WORK TASK: Your task is to output the entries below word for word.

##########
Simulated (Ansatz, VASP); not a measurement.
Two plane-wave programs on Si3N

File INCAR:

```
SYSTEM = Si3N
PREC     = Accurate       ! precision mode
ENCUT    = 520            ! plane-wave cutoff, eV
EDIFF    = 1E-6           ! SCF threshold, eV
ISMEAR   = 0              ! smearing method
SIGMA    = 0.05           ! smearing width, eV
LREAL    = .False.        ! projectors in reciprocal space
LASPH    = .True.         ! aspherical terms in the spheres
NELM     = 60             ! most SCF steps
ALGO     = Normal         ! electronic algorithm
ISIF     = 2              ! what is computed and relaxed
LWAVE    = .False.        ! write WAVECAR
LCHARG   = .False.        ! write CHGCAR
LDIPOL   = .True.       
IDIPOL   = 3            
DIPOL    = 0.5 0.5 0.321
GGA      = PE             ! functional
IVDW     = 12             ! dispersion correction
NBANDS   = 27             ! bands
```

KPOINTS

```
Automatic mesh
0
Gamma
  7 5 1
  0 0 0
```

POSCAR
##########

EXPECTED ANSWER:
Simulated (Ansatz, VASP); not a measurement.
Two plane-wave programs on Si3N

File INCAR:

```
SYSTEM = Si3N
PREC     = Accurate       ! precision mode
ENCUT    = 520            ! plane-wave cutoff, eV
EDIFF    = 1E-6           ! SCF threshold, eV
ISMEAR   = 0              ! smearing method
SIGMA    = 0.05           ! smearing width, eV
LREAL    = .False.        ! projectors in reciprocal space
LASPH    = .True.         ! aspherical terms in the spheres
NELM     = 60             ! most SCF steps
ALGO     = Normal         ! electronic algorithm
ISIF     = 2              ! what is computed and relaxed
LWAVE    = .False.        ! write WAVECAR
LCHARG   = .False.        ! write CHGCAR
LDIPOL   = .True.       
IDIPOL   = 3            
DIPOL    = 0.5 0.5 0.321
GGA      = PE             ! functional
IVDW     = 12             ! dispersion correction
NBANDS   = 27             ! bands
```

KPOINTS

```
Automatic mesh
0
Gamma
  7 5 1
  0 0 0
```

POSCAR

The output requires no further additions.